....

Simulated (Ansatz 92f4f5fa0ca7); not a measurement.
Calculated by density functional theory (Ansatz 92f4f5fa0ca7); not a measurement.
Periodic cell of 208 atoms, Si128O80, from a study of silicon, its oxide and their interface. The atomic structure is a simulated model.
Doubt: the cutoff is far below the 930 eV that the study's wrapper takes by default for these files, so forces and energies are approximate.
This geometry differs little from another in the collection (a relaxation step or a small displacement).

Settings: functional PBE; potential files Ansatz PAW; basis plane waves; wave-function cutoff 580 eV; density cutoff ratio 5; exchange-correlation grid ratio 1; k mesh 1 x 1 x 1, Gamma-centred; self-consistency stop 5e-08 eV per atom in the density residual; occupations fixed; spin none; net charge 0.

....

#### TASK ITEM:
Would you restate all of the material, word for word?

#### TASK ANSWER:
Simulated (Ansatz 92f4f5fa0ca7); not a measurement.
Calculated by density functional theory (Ansatz 92f4f5fa0ca7); not a measurement.
Periodic cell of 208 atoms, Si128O80, from a study of silicon, its oxide and their interface. The atomic structure is a simulated model.
Doubt: the cutoff is far below the 930 eV that the study's wrapper takes by default for these files, so forces and energies are approximate.
This geometry differs little from another in the collection (a relaxation step or a small displacement).

Settings: functional PBE; potential files Ansatz PAW; basis plane waves; wave-function cutoff 580 eV; density cutoff ratio 5; exchange-correlation grid ratio 1; k mesh 1 x 1 x 1, Gamma-centred; self-consistency stop 5e-08 eV per atom in the density residual; occupations fixed; spin none; net charge 0.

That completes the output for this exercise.